Activity> From the first line of the records below through the line containing "Q: Where does the relaxation end?", copy everything exactly and nothing more.

Provided information>
● ● ●
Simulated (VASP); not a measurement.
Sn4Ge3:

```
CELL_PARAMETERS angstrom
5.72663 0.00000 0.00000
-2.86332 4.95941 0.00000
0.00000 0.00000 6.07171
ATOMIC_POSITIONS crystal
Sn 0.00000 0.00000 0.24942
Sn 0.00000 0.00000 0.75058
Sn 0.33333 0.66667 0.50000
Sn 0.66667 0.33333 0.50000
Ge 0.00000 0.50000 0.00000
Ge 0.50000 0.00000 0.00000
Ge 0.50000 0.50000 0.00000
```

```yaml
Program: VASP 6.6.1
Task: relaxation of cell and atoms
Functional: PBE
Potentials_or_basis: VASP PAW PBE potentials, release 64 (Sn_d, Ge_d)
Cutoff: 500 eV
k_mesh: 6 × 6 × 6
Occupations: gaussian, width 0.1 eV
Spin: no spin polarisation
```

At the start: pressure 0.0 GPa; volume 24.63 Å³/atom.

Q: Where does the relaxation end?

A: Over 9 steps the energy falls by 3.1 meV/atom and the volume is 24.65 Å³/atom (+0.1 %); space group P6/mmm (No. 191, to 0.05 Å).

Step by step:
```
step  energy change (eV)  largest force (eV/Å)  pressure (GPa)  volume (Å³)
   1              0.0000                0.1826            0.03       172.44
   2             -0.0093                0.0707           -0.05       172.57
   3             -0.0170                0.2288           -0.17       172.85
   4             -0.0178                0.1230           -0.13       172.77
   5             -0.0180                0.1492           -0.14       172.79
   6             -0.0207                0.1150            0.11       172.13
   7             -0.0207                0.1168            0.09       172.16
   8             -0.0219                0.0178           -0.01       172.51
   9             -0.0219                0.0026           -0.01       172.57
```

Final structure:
● ● ●

Task result>
Simulated (VASP); not a measurement.
Sn4Ge3:

```
CELL_PARAMETERS angstrom
5.72663 0.00000 0.00000
-2.86332 4.95941 0.00000
0.00000 0.00000 6.07171
ATOMIC_POSITIONS crystal
Sn 0.00000 0.00000 0.24942
Sn 0.00000 0.00000 0.75058
Sn 0.33333 0.66667 0.50000
Sn 0.66667 0.33333 0.50000
Ge 0.00000 0.50000 0.00000
Ge 0.50000 0.00000 0.00000
Ge 0.50000 0.50000 0.00000
```

```yaml
Program: VASP 6.6.1
Task: relaxation of cell and atoms
Functional: PBE
Potentials_or_basis: VASP PAW PBE potentials, release 64 (Sn_d, Ge_d)
Cutoff: 500 eV
k_mesh: 6 × 6 × 6
Occupations: gaussian, width 0.1 eV
Spin: no spin polarisation
```

At the start: pressure 0.0 GPa; volume 24.63 Å³/atom.

Q: Where does the relaxation end?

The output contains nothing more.